§ REQUIRED ACTION
Only one stretch of the listing below is wanted. Give it again exactly, from the line with "SrZrO₃ (cubic perovskite)" through the line with "E(V) scan at".

§ DATA SECTION
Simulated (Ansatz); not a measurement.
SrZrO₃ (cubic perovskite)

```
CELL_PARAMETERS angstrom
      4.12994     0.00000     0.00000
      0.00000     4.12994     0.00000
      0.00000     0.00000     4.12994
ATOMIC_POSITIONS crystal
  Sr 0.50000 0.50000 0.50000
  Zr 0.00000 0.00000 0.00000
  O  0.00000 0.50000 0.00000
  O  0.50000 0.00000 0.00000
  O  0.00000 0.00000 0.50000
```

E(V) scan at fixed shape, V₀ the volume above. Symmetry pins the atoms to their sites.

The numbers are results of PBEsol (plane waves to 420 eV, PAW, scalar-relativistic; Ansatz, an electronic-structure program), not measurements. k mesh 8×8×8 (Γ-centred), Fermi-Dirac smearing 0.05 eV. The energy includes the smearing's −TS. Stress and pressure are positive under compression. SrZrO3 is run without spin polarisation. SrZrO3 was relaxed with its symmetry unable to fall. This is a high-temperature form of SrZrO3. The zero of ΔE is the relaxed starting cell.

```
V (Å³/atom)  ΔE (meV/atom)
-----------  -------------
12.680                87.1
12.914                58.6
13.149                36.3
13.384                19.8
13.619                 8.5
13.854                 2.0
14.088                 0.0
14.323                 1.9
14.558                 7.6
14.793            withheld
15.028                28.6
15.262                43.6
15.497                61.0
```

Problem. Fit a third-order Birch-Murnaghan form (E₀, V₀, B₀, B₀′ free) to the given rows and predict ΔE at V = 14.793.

§ RESPONSE BOX
SrZrO₃ (cubic perovskite)

```
CELL_PARAMETERS angstrom
      4.12994     0.00000     0.00000
      0.00000     4.12994     0.00000
      0.00000     0.00000     4.12994
ATOMIC_POSITIONS crystal
  Sr 0.50000 0.50000 0.50000
  Zr 0.00000 0.00000 0.00000
  O  0.00000 0.50000 0.00000
  O  0.50000 0.00000 0.00000
  O  0.00000 0.00000 0.50000
```

E(V) scan at fixed shape, V₀ the volume above. Symmetry pins the atoms to their sites.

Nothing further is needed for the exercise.